== WORK TASK ==
As soon as the line containing "AlGeH5O2, SMILES [OH][Al]([OH])[GeH3]." appears in the material below, start returning lines exactly, and end with the line containing "- ΔSCF, CAM-B3LYP/def2-SVPD (Ansatz, a".

== DATASET EXCERPTS ==
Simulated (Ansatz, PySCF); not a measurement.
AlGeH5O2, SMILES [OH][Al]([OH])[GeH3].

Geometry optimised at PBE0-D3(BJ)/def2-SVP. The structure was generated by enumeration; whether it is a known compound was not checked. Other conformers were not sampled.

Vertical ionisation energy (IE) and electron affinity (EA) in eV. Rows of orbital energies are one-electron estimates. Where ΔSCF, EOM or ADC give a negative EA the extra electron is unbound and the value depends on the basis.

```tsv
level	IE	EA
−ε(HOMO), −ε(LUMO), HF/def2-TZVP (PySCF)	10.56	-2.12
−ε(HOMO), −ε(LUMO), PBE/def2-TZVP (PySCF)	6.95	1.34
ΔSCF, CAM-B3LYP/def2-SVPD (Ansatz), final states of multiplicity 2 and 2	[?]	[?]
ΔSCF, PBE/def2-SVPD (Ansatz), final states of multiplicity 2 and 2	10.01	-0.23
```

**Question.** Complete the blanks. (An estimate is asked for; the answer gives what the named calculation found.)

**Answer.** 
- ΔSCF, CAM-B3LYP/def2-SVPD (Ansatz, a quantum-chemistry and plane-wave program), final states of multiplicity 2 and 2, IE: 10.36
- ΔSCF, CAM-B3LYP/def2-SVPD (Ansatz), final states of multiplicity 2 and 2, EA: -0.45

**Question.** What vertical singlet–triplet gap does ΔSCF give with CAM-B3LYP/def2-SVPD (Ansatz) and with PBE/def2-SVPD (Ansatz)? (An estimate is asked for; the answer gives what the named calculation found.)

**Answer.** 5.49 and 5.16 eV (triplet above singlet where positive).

== ANSWER SPACE ==
AlGeH5O2, SMILES [OH][Al]([OH])[GeH3].

Geometry optimised at PBE0-D3(BJ)/def2-SVP. The structure was generated by enumeration; whether it is a known compound was not checked. Other conformers were not sampled.

Vertical ionisation energy (IE) and electron affinity (EA) in eV. Rows of orbital energies are one-electron estimates. Where ΔSCF, EOM or ADC give a negative EA the extra electron is unbound and the value depends on the basis.

```tsv
level	IE	EA
−ε(HOMO), −ε(LUMO), HF/def2-TZVP (PySCF)	10.56	-2.12
−ε(HOMO), −ε(LUMO), PBE/def2-TZVP (PySCF)	6.95	1.34
ΔSCF, CAM-B3LYP/def2-SVPD (Ansatz), final states of multiplicity 2 and 2	[?]	[?]
ΔSCF, PBE/def2-SVPD (Ansatz), final states of multiplicity 2 and 2	10.01	-0.23
```

**Question.** Complete the blanks. (An estimate is asked for; the answer gives what the named calculation found.)

**Answer.** 
- ΔSCF, CAM-B3LYP/def2-SVPD (Ansatz, a quantum-chemistry and plane-wave program), final states of multiplicity 2 and 2, IE: 10.36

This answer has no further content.